- TASK ITEM: Output the data verbatim, with nothing added or dropped.

- DATA:
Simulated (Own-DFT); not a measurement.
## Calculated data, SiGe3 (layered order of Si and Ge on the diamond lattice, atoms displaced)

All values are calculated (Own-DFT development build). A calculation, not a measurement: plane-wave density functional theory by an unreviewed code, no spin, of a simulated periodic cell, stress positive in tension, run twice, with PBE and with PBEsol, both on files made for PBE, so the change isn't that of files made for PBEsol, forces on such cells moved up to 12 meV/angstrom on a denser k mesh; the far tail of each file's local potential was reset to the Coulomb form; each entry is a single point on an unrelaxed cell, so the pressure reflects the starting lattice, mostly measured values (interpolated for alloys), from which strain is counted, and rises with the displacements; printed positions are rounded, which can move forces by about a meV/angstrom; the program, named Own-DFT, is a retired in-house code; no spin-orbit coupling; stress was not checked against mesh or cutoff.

- YOUR SOLUTION:
Simulated (Own-DFT); not a measurement.
## Calculated data, SiGe3 (layered order of Si and Ge on the diamond lattice, atoms displaced)

All values are calculated (Own-DFT development build). A calculation, not a measurement: plane-wave density functional theory by an unreviewed code, no spin, of a simulated periodic cell, stress positive in tension, run twice, with PBE and with PBEsol, both on files made for PBE, so the change isn't that of files made for PBEsol, forces on such cells moved up to 12 meV/angstrom on a denser k mesh; the far tail of each file's local potential was reset to the Coulomb form; each entry is a single point on an unrelaxed cell, so the pressure reflects the starting lattice, mostly measured values (interpolated for alloys), from which strain is counted, and rises with the displacements; printed positions are rounded, which can move forces by about a meV/angstrom; the program, named Own-DFT, is a retired in-house code; no spin-orbit coupling; stress was not checked against mesh or cutoff.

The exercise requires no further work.